Task item: Set down exactly the entries below, beginning at their first line and ending at the line with "Measured: gap 0.35".

==========
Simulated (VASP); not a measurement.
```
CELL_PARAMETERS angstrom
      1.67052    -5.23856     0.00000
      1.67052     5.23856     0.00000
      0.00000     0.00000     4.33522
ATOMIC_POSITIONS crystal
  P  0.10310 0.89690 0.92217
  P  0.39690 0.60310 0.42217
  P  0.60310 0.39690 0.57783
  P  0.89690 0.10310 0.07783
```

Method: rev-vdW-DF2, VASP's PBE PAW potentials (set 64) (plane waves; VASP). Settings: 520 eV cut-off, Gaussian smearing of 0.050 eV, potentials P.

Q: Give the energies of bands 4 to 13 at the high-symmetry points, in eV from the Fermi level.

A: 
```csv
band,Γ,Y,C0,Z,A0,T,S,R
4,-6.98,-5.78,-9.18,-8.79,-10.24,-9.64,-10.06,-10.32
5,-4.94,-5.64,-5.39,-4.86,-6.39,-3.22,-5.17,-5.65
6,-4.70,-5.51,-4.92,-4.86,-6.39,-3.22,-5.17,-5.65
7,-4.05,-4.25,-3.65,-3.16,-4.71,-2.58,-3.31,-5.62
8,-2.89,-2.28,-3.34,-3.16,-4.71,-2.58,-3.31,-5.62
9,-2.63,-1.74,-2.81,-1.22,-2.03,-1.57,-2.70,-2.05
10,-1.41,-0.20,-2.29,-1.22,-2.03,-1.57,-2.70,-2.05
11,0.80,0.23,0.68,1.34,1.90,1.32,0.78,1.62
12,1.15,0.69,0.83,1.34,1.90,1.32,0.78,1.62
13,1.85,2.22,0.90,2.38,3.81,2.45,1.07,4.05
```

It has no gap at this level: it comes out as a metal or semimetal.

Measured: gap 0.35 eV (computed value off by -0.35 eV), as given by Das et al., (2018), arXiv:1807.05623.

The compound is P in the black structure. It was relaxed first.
==========

Worked solution:
Simulated (VASP); not a measurement.
```
CELL_PARAMETERS angstrom
      1.67052    -5.23856     0.00000
      1.67052     5.23856     0.00000
      0.00000     0.00000     4.33522
ATOMIC_POSITIONS crystal
  P  0.10310 0.89690 0.92217
  P  0.39690 0.60310 0.42217
  P  0.60310 0.39690 0.57783
  P  0.89690 0.10310 0.07783
```

Method: rev-vdW-DF2, VASP's PBE PAW potentials (set 64) (plane waves; VASP). Settings: 520 eV cut-off, Gaussian smearing of 0.050 eV, potentials P.

Q: Give the energies of bands 4 to 13 at the high-symmetry points, in eV from the Fermi level.

A: 
```csv
band,Γ,Y,C0,Z,A0,T,S,R
4,-6.98,-5.78,-9.18,-8.79,-10.24,-9.64,-10.06,-10.32
5,-4.94,-5.64,-5.39,-4.86,-6.39,-3.22,-5.17,-5.65
6,-4.70,-5.51,-4.92,-4.86,-6.39,-3.22,-5.17,-5.65
7,-4.05,-4.25,-3.65,-3.16,-4.71,-2.58,-3.31,-5.62
8,-2.89,-2.28,-3.34,-3.16,-4.71,-2.58,-3.31,-5.62
9,-2.63,-1.74,-2.81,-1.22,-2.03,-1.57,-2.70,-2.05
10,-1.41,-0.20,-2.29,-1.22,-2.03,-1.57,-2.70,-2.05
11,0.80,0.23,0.68,1.34,1.90,1.32,0.78,1.62
12,1.15,0.69,0.83,1.34,1.90,1.32,0.78,1.62
13,1.85,2.22,0.90,2.38,3.81,2.45,1.07,4.05
```

It has no gap at this level: it comes out as a metal or semimetal.

Measured: gap 0.35 eV (computed value off by -0.35 eV), as given by Das et al., (2018), arXiv:1807.05623.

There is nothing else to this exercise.